## TASK ITEM
The stretch from the line with "0.0003 | 976 |" through the line with "## All choices together" in the records below: write it out exactly, and nothing else.

BEGIN EXTRACTED DATA
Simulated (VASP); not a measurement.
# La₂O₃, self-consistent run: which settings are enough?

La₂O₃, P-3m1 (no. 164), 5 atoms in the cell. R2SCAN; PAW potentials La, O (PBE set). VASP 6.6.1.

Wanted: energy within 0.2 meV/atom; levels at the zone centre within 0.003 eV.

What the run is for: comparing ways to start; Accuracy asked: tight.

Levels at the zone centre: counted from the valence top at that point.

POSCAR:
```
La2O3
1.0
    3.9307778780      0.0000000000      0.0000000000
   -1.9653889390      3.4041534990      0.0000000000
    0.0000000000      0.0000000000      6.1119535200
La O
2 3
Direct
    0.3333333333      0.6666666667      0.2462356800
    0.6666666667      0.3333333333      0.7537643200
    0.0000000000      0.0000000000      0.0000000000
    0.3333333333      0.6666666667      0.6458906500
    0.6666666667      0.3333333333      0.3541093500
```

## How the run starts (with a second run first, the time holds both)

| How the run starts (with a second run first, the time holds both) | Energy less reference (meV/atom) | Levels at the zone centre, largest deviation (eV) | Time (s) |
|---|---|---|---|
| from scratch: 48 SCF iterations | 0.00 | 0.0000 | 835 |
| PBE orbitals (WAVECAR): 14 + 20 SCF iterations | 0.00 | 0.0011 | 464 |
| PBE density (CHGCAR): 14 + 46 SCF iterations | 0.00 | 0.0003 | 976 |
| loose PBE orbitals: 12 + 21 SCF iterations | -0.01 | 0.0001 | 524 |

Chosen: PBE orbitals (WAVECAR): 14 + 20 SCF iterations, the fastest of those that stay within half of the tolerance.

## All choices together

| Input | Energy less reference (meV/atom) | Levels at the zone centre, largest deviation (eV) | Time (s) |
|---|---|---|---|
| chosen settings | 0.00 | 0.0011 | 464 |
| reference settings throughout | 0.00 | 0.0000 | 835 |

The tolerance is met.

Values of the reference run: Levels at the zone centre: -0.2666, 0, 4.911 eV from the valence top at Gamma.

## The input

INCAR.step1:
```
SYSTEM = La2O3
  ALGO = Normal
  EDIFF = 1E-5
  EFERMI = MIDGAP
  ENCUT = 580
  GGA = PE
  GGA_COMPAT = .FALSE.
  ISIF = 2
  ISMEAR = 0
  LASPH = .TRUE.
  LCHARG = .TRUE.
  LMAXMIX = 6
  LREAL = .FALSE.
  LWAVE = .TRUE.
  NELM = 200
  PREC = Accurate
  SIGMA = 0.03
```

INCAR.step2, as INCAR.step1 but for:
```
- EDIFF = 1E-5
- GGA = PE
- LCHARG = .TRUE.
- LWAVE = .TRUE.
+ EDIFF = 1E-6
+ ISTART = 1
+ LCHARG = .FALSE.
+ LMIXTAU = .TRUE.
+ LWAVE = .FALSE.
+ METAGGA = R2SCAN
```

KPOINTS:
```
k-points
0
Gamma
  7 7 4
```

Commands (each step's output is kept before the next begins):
END EXTRACTED DATA

## EXERCISE RESPONSE
| PBE density (CHGCAR): 14 + 46 SCF iterations | 0.00 | 0.0003 | 976 |
| loose PBE orbitals: 12 + 21 SCF iterations | -0.01 | 0.0001 | 524 |

Chosen: PBE orbitals (WAVECAR): 14 + 20 SCF iterations, the fastest of those that stay within half of the tolerance.

## All choices together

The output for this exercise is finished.